◆ Dataset records ◆
__________

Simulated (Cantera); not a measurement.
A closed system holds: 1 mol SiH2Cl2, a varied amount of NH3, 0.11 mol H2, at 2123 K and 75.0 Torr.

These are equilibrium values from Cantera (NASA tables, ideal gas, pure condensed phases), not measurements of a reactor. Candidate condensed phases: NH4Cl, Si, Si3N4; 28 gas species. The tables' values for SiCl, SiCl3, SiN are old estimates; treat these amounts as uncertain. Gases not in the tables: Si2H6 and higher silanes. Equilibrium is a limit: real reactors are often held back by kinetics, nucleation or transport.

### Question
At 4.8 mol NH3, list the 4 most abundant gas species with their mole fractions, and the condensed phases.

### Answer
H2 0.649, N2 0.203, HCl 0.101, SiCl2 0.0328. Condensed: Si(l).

__________

◆ Work order ◆
Copy out each line of the material above, word for word, from the first down to the line containing "A closed system". Add nothing.

◆ Response box ◆
Simulated (Cantera); not a measurement.
A closed system holds: 1 mol SiH2Cl2, a varied amount of NH3, 0.11 mol H2, at 2123 K and 75.0 Torr.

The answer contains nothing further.